Work instruction = After locating "pressure (GPa) |" in the listing below, copy that line and each one after it exactly, ending with the line that has "none | 16.1 |".

Data extract =
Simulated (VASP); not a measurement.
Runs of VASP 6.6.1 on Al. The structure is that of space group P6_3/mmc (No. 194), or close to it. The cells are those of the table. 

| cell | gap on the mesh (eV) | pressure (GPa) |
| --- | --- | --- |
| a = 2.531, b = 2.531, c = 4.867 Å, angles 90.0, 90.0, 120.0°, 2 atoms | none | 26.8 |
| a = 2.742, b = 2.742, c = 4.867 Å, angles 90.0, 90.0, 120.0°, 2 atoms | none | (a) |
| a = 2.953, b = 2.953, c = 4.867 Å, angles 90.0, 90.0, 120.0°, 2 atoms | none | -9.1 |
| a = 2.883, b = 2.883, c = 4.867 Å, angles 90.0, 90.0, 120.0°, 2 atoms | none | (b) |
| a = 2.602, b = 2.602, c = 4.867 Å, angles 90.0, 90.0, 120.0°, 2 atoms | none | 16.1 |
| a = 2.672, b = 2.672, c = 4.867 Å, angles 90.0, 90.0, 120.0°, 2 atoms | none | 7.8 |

Task response =
| cell | gap on the mesh (eV) | pressure (GPa) |
| --- | --- | --- |
| a = 2.531, b = 2.531, c = 4.867 Å, angles 90.0, 90.0, 120.0°, 2 atoms | none | 26.8 |
| a = 2.742, b = 2.742, c = 4.867 Å, angles 90.0, 90.0, 120.0°, 2 atoms | none | (a) |
| a = 2.953, b = 2.953, c = 4.867 Å, angles 90.0, 90.0, 120.0°, 2 atoms | none | -9.1 |
| a = 2.883, b = 2.883, c = 4.867 Å, angles 90.0, 90.0, 120.0°, 2 atoms | none | (b) |
| a = 2.602, b = 2.602, c = 4.867 Å, angles 90.0, 90.0, 120.0°, 2 atoms | none | 16.1 |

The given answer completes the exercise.